Content starts

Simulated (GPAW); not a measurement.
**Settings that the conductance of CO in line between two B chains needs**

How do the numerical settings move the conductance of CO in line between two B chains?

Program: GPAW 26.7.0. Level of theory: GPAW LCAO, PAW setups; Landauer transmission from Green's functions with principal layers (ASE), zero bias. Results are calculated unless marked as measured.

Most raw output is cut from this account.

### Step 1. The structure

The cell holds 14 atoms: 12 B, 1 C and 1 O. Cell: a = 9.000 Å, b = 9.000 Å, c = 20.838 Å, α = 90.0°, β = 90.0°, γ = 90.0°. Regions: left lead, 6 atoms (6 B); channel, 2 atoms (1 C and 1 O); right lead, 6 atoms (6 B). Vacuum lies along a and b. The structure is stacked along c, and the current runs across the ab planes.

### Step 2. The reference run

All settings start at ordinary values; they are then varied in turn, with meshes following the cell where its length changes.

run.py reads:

Content ends

_Work instruction_. Within the material above, transcribe exactly the lines that run from the line holding "Most raw output is cut from this account." through the line holding "All settings start".

_Response_.
Most raw output is cut from this account.

### Step 1. The structure

The cell holds 14 atoms: 12 B, 1 C and 1 O. Cell: a = 9.000 Å, b = 9.000 Å, c = 20.838 Å, α = 90.0°, β = 90.0°, γ = 90.0°. Regions: left lead, 6 atoms (6 B); channel, 2 atoms (1 C and 1 O); right lead, 6 atoms (6 B). Vacuum lies along a and b. The structure is stacked along c, and the current runs across the ab planes.

### Step 2. The reference run

All settings start at ordinary values; they are then varied in turn, with meshes following the cell where its length changes.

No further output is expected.